------ Data supplied ------
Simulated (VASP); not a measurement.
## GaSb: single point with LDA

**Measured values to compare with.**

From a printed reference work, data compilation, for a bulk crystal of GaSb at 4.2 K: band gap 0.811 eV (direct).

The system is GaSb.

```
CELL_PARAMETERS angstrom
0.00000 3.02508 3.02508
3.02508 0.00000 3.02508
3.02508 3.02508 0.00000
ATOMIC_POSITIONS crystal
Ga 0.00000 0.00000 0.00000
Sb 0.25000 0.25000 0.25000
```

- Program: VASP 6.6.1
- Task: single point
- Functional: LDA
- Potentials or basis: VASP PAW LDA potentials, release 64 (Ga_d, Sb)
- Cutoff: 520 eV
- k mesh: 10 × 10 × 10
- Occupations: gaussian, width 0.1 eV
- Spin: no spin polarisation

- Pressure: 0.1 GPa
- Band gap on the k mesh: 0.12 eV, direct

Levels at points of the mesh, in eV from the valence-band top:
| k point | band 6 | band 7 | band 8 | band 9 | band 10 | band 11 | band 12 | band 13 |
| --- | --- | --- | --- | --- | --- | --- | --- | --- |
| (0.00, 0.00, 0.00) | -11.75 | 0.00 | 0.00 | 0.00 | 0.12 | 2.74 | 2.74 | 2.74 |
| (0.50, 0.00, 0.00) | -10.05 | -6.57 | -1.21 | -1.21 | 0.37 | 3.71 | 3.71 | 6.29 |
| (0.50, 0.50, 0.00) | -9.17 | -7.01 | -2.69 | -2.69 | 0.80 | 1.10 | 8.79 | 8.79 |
------

* [Work instruction]
Repeat exactly, and only, the run of lines from the start of the material above through the line that holds "3.71 | 6.29 |".

* [Task solution]
Simulated (VASP); not a measurement.
## GaSb: single point with LDA

**Measured values to compare with.**

From a printed reference work, data compilation, for a bulk crystal of GaSb at 4.2 K: band gap 0.811 eV (direct).

The system is GaSb.

```
CELL_PARAMETERS angstrom
0.00000 3.02508 3.02508
3.02508 0.00000 3.02508
3.02508 3.02508 0.00000
ATOMIC_POSITIONS crystal
Ga 0.00000 0.00000 0.00000
Sb 0.25000 0.25000 0.25000
```

- Program: VASP 6.6.1
- Task: single point
- Functional: LDA
- Potentials or basis: VASP PAW LDA potentials, release 64 (Ga_d, Sb)
- Cutoff: 520 eV
- k mesh: 10 × 10 × 10
- Occupations: gaussian, width 0.1 eV
- Spin: no spin polarisation

- Pressure: 0.1 GPa
- Band gap on the k mesh: 0.12 eV, direct

Levels at points of the mesh, in eV from the valence-band top:
| k point | band 6 | band 7 | band 8 | band 9 | band 10 | band 11 | band 12 | band 13 |
| --- | --- | --- | --- | --- | --- | --- | --- | --- |
| (0.00, 0.00, 0.00) | -11.75 | 0.00 | 0.00 | 0.00 | 0.12 | 2.74 | 2.74 | 2.74 |
| (0.50, 0.00, 0.00) | -10.05 | -6.57 | -1.21 | -1.21 | 0.37 | 3.71 | 3.71 | 6.29 |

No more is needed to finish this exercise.